━━━━━━━━━━━━━━━━━━━━━━━━━━━━━━

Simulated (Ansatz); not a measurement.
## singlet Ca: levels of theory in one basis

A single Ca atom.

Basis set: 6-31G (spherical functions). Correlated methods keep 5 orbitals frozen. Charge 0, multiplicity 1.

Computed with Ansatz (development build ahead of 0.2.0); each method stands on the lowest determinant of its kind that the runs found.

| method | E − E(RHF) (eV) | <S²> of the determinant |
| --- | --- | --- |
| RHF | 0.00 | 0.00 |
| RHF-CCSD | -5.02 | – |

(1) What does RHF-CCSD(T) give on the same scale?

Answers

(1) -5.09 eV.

━━━━━━━━━━━━━━━━━━━━━━━━━━━━━━

### Activity
Start with the first line. Please copy exactly each line of the listing through the one with "the determinant |", including it.

### Solution
Simulated (Ansatz); not a measurement.
## singlet Ca: levels of theory in one basis

A single Ca atom.

Basis set: 6-31G (spherical functions). Correlated methods keep 5 orbitals frozen. Charge 0, multiplicity 1.

Computed with Ansatz (development build ahead of 0.2.0); each method stands on the lowest determinant of its kind that the runs found.

| method | E − E(RHF) (eV) | <S²> of the determinant |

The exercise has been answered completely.